────────────────────────────────────────

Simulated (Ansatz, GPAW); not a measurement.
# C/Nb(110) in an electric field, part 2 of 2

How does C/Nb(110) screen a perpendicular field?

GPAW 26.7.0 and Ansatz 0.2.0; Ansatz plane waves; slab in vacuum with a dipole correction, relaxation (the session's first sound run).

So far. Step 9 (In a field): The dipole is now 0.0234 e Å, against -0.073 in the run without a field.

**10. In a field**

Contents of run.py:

────────────────────────────────────────

Task item: Return, please, the lines of the data from the first through the line containing "In a field**", both kept, exactly as they stand and nothing more.

Written answer:
Simulated (Ansatz, GPAW); not a measurement.
# C/Nb(110) in an electric field, part 2 of 2

How does C/Nb(110) screen a perpendicular field?

GPAW 26.7.0 and Ansatz 0.2.0; Ansatz plane waves; slab in vacuum with a dipole correction, relaxation (the session's first sound run).

So far. Step 9 (In a field): The dipole is now 0.0234 e Å, against -0.073 in the run without a field.

**10. In a field**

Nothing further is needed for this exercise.